Work task: The lines from the start of the data through the line with "A semi-infinite lead" are to be returned verbatim; all later lines are to be omitted.

┄┄┄┄┄┄┄┄┄┄

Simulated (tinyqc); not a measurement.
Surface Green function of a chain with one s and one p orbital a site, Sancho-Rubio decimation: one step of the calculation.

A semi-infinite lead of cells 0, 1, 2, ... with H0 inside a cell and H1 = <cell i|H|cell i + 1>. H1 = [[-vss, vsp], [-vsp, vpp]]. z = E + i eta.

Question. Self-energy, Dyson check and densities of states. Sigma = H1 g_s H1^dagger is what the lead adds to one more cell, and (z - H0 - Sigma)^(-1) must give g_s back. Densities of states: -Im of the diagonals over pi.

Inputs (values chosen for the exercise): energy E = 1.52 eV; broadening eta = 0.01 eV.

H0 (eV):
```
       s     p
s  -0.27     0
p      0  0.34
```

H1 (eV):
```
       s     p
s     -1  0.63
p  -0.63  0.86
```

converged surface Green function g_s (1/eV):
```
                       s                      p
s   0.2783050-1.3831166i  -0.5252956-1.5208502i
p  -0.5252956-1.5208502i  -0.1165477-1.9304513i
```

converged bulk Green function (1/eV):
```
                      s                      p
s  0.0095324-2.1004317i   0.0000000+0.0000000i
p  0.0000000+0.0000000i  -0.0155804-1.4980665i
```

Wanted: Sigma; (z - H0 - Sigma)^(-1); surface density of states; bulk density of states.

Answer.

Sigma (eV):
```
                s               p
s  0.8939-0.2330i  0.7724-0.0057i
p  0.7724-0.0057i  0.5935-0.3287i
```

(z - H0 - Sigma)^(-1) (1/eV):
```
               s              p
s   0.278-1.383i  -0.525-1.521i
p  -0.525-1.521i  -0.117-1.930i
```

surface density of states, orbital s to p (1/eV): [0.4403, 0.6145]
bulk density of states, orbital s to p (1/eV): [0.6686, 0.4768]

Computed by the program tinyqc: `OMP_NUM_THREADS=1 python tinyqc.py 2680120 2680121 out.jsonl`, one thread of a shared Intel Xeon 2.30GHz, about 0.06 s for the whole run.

┄┄┄┄┄┄┄┄┄┄

Task solution:
Simulated (tinyqc); not a measurement.
Surface Green function of a chain with one s and one p orbital a site, Sancho-Rubio decimation: one step of the calculation.

A semi-infinite lead of cells 0, 1, 2, ... with H0 inside a cell and H1 = <cell i|H|cell i + 1>. H1 = [[-vss, vsp], [-vsp, vpp]]. z = E + i eta.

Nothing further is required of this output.